▸ **Material supplied**
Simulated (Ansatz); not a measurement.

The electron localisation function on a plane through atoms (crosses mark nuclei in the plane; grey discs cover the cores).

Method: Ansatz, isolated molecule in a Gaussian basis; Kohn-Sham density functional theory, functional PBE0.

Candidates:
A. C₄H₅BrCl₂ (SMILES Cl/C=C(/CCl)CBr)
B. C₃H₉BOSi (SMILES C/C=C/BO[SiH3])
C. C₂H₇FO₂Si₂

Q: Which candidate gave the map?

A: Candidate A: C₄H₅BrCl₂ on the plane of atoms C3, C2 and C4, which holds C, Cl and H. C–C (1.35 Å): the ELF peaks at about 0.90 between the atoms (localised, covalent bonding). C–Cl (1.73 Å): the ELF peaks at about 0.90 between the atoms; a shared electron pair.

▸ **Activity**
Your output must be the lines of the material above, from the first through the line that contains "Q: Which candidate gave the map?", copied exactly. Include both endpoints and nothing else.

▸ **Written solution**
Simulated (Ansatz); not a measurement.

The electron localisation function on a plane through atoms (crosses mark nuclei in the plane; grey discs cover the cores).

Method: Ansatz, isolated molecule in a Gaussian basis; Kohn-Sham density functional theory, functional PBE0.

Candidates:
A. C₄H₅BrCl₂ (SMILES Cl/C=C(/CCl)CBr)
B. C₃H₉BOSi (SMILES C/C=C/BO[SiH3])
C. C₂H₇FO₂Si₂

Q: Which candidate gave the map?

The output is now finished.